• **TASK ITEM**: Reproduce the lines of the listing exactly, beginning at the top, until the line with "none | -1.8 |" has been reproduced too.

• **DATA FOR REVIEW**:
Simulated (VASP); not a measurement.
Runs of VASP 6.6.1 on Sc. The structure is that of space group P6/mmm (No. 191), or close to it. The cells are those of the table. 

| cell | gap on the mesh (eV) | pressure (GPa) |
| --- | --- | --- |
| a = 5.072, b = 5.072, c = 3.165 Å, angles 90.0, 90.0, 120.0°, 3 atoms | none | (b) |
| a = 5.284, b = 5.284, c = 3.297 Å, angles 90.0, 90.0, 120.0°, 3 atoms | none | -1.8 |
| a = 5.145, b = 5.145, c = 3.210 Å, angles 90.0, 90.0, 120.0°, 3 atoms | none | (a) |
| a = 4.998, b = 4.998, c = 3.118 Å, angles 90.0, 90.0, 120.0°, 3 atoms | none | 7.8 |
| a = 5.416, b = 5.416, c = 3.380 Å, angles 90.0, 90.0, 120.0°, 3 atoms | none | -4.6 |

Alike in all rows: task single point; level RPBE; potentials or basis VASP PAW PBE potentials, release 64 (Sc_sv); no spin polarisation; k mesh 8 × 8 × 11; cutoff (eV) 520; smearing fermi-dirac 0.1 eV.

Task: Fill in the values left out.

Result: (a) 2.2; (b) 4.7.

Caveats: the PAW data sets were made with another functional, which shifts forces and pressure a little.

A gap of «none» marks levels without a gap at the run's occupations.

• **ANSWER SECTION**:
Simulated (VASP); not a measurement.
Runs of VASP 6.6.1 on Sc. The structure is that of space group P6/mmm (No. 191), or close to it. The cells are those of the table. 

| cell | gap on the mesh (eV) | pressure (GPa) |
| --- | --- | --- |
| a = 5.072, b = 5.072, c = 3.165 Å, angles 90.0, 90.0, 120.0°, 3 atoms | none | (b) |
| a = 5.284, b = 5.284, c = 3.297 Å, angles 90.0, 90.0, 120.0°, 3 atoms | none | -1.8 |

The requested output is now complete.